====

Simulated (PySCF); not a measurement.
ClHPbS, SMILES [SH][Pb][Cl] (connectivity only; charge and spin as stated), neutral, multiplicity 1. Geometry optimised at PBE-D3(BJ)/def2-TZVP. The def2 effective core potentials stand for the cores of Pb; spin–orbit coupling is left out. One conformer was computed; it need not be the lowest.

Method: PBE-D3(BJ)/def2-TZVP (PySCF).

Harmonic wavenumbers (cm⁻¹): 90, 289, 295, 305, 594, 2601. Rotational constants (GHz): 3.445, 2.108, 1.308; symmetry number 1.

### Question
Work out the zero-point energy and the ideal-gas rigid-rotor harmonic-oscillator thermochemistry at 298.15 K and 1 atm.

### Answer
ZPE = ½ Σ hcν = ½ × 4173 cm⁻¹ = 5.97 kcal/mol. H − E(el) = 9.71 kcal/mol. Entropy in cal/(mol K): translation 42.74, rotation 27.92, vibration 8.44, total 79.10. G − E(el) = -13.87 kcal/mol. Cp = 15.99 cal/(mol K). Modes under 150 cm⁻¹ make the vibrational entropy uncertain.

====

All entries given above are to be printed again exactly.

Simulated (PySCF); not a measurement.
ClHPbS, SMILES [SH][Pb][Cl] (connectivity only; charge and spin as stated), neutral, multiplicity 1. Geometry optimised at PBE-D3(BJ)/def2-TZVP. The def2 effective core potentials stand for the cores of Pb; spin–orbit coupling is left out. One conformer was computed; it need not be the lowest.

Method: PBE-D3(BJ)/def2-TZVP (PySCF).

Harmonic wavenumbers (cm⁻¹): 90, 289, 295, 305, 594, 2601. Rotational constants (GHz): 3.445, 2.108, 1.308; symmetry number 1.

### Question
Work out the zero-point energy and the ideal-gas rigid-rotor harmonic-oscillator thermochemistry at 298.15 K and 1 atm.

### Answer
ZPE = ½ Σ hcν = ½ × 4173 cm⁻¹ = 5.97 kcal/mol. H − E(el) = 9.71 kcal/mol. Entropy in cal/(mol K): translation 42.74, rotation 27.92, vibration 8.44, total 79.10. G − E(el) = -13.87 kcal/mol. Cp = 15.99 cal/(mol K). Modes under 150 cm⁻¹ make the vibrational entropy uncertain.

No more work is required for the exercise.